[Given data — start]

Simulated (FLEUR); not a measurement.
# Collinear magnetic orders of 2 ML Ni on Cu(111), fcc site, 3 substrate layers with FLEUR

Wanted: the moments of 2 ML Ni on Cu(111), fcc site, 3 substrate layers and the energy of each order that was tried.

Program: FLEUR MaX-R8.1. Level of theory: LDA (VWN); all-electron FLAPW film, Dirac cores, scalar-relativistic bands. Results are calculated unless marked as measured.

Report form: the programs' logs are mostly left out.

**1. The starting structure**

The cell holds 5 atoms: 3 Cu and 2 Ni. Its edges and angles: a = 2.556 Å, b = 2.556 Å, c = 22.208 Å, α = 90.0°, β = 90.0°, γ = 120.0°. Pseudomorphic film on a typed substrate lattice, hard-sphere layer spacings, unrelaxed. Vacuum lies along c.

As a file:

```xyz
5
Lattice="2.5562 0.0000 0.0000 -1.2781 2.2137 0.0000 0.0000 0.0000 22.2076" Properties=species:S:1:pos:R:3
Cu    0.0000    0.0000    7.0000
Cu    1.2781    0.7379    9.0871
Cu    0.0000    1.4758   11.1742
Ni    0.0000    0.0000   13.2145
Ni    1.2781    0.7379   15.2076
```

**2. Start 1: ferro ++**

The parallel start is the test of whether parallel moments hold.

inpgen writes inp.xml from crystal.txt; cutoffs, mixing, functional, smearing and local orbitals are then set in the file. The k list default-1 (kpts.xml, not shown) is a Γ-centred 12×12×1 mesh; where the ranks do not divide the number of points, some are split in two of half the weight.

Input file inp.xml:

[Given data — finish]

In full and exactly as written, repeat the data.

Simulated (FLEUR); not a measurement.
# Collinear magnetic orders of 2 ML Ni on Cu(111), fcc site, 3 substrate layers with FLEUR

Wanted: the moments of 2 ML Ni on Cu(111), fcc site, 3 substrate layers and the energy of each order that was tried.

Program: FLEUR MaX-R8.1. Level of theory: LDA (VWN); all-electron FLAPW film, Dirac cores, scalar-relativistic bands. Results are calculated unless marked as measured.

Report form: the programs' logs are mostly left out.

**1. The starting structure**

The cell holds 5 atoms: 3 Cu and 2 Ni. Its edges and angles: a = 2.556 Å, b = 2.556 Å, c = 22.208 Å, α = 90.0°, β = 90.0°, γ = 120.0°. Pseudomorphic film on a typed substrate lattice, hard-sphere layer spacings, unrelaxed. Vacuum lies along c.

As a file:

```xyz
5
Lattice="2.5562 0.0000 0.0000 -1.2781 2.2137 0.0000 0.0000 0.0000 22.2076" Properties=species:S:1:pos:R:3
Cu    0.0000    0.0000    7.0000
Cu    1.2781    0.7379    9.0871
Cu    0.0000    1.4758   11.1742
Ni    0.0000    0.0000   13.2145
Ni    1.2781    0.7379   15.2076
```

**2. Start 1: ferro ++**

The parallel start is the test of whether parallel moments hold.

inpgen writes inp.xml from crystal.txt; cutoffs, mixing, functional, smearing and local orbitals are then set in the file. The k list default-1 (kpts.xml, not shown) is a Γ-centred 12×12×1 mesh; where the ranks do not divide the number of points, some are split in two of half the weight.

Input file inp.xml:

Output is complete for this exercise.